▶ Supplied data
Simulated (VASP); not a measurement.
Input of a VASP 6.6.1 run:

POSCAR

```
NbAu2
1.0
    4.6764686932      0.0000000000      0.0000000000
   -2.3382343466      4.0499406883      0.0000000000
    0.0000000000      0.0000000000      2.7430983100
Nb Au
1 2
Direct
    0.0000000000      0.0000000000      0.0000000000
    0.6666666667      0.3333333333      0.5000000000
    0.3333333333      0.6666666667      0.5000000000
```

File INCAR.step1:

▶ Assignment
Write the data out once more, exactly as it was given.

▶ Written reply
Simulated (VASP); not a measurement.
Input of a VASP 6.6.1 run:

POSCAR

```
NbAu2
1.0
    4.6764686932      0.0000000000      0.0000000000
   -2.3382343466      4.0499406883      0.0000000000
    0.0000000000      0.0000000000      2.7430983100
Nb Au
1 2
Direct
    0.0000000000      0.0000000000      0.0000000000
    0.6666666667      0.3333333333      0.5000000000
    0.3333333333      0.6666666667      0.5000000000
```

File INCAR.step1:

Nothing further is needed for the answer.